┌──

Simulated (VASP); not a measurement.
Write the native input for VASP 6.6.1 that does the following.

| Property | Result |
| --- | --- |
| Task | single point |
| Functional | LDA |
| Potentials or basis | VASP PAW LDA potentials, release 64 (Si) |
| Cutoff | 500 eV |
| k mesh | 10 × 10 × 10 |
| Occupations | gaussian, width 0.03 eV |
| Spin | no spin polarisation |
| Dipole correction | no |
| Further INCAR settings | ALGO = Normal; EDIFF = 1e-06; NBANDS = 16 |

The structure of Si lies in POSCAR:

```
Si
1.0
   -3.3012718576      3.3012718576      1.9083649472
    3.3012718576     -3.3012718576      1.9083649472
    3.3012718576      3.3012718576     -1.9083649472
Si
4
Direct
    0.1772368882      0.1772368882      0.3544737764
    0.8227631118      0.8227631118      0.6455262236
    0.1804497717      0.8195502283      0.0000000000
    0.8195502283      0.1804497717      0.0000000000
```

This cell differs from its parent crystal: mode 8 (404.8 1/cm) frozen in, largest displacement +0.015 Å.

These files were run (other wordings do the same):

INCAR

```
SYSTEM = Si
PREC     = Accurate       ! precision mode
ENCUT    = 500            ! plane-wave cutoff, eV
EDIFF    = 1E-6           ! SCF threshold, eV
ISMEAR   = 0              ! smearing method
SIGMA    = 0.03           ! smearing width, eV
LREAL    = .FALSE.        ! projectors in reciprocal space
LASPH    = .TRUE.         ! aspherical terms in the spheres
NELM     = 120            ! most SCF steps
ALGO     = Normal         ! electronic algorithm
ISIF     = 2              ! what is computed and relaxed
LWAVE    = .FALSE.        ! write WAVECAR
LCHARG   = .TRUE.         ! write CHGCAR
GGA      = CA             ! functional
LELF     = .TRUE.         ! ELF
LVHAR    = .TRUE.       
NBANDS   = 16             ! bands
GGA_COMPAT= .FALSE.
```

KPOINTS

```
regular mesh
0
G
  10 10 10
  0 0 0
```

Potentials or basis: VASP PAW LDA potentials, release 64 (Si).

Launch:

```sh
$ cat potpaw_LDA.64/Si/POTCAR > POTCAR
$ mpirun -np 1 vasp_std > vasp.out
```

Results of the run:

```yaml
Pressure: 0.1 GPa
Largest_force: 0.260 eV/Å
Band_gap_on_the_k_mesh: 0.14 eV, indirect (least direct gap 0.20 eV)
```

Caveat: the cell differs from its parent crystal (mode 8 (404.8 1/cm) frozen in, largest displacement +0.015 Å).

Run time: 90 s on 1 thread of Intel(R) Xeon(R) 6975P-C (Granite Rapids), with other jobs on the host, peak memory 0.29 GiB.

└──

Assignment: Repeat the material word for word from its opening line up to and including the line containing "Cutoff | 500 eV |".

Exercise response:
Simulated (VASP); not a measurement.
Write the native input for VASP 6.6.1 that does the following.

| Property | Result |
| --- | --- |
| Task | single point |
| Functional | LDA |
| Potentials or basis | VASP PAW LDA potentials, release 64 (Si) |
| Cutoff | 500 eV |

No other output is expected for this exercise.